> ACTIVITY
Return all of the records exactly.

> DATA SUPPLIED
##############################

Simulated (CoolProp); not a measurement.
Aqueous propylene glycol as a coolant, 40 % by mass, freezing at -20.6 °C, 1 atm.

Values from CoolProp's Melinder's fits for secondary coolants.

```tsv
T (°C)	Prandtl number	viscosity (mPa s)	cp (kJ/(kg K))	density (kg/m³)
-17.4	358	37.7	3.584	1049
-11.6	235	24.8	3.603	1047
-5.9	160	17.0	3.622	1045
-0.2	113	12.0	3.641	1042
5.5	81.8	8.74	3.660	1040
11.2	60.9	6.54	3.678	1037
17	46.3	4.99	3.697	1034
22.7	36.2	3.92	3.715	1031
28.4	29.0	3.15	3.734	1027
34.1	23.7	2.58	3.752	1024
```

##############################

> EXERCISE RESPONSE
Simulated (CoolProp); not a measurement.
Aqueous propylene glycol as a coolant, 40 % by mass, freezing at -20.6 °C, 1 atm.

Values from CoolProp's Melinder's fits for secondary coolants.

```tsv
T (°C)	Prandtl number	viscosity (mPa s)	cp (kJ/(kg K))	density (kg/m³)
-17.4	358	37.7	3.584	1049
-11.6	235	24.8	3.603	1047
-5.9	160	17.0	3.622	1045
-0.2	113	12.0	3.641	1042
5.5	81.8	8.74	3.660	1040
11.2	60.9	6.54	3.678	1037
17	46.3	4.99	3.697	1034
22.7	36.2	3.92	3.715	1031
28.4	29.0	3.15	3.734	1027
34.1	23.7	2.58	3.752	1024
```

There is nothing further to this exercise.